#### Excerpted records
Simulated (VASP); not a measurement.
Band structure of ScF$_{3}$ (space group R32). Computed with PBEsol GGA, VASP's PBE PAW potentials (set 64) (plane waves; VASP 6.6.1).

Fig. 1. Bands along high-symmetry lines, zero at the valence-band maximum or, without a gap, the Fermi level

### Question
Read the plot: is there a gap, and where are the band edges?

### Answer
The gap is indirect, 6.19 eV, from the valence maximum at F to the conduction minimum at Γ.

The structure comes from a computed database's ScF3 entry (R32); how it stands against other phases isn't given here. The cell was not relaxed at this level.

#### Assigned task
Each line from the top of the data, up to and including the line that contains "The gap is indirect, 6.19", should be set down exactly.

#### Answer area
Simulated (VASP); not a measurement.
Band structure of ScF$_{3}$ (space group R32). Computed with PBEsol GGA, VASP's PBE PAW potentials (set 64) (plane waves; VASP 6.6.1).

Fig. 1. Bands along high-symmetry lines, zero at the valence-band maximum or, without a gap, the Fermi level

### Question
Read the plot: is there a gap, and where are the band edges?

### Answer
The gap is indirect, 6.19 eV, from the valence maximum at F to the conduction minimum at Γ.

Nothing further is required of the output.